* **Activity**
Would you copy the material below word for word, beginning with its first line and ending with the line that contains "none | (a) |"?

==== Recorded information ====

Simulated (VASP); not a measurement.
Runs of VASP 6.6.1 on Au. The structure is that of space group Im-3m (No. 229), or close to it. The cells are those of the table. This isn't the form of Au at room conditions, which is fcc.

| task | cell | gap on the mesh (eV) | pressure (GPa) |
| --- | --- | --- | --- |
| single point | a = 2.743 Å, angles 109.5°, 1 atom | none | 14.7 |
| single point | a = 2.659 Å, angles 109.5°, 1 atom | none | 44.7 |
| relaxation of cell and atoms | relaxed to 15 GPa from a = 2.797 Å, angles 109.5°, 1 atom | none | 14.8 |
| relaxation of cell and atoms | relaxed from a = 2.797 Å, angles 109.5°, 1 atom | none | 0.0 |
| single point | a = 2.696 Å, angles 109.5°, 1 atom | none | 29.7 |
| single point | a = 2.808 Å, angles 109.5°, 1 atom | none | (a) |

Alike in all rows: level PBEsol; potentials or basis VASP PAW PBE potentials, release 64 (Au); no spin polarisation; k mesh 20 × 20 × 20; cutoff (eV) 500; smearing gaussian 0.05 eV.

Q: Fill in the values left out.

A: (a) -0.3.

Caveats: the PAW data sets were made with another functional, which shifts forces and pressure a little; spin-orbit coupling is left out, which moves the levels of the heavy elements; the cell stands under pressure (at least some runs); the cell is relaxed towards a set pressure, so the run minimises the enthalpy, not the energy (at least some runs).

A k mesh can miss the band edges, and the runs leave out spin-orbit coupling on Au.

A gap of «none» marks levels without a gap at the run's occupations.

====

* **Your solution**
Simulated (VASP); not a measurement.
Runs of VASP 6.6.1 on Au. The structure is that of space group Im-3m (No. 229), or close to it. The cells are those of the table. This isn't the form of Au at room conditions, which is fcc.

| task | cell | gap on the mesh (eV) | pressure (GPa) |
| --- | --- | --- | --- |
| single point | a = 2.743 Å, angles 109.5°, 1 atom | none | 14.7 |
| single point | a = 2.659 Å, angles 109.5°, 1 atom | none | 44.7 |
| relaxation of cell and atoms | relaxed to 15 GPa from a = 2.797 Å, angles 109.5°, 1 atom | none | 14.8 |
| relaxation of cell and atoms | relaxed from a = 2.797 Å, angles 109.5°, 1 atom | none | 0.0 |
| single point | a = 2.696 Å, angles 109.5°, 1 atom | none | 29.7 |
| single point | a = 2.808 Å, angles 109.5°, 1 atom | none | (a) |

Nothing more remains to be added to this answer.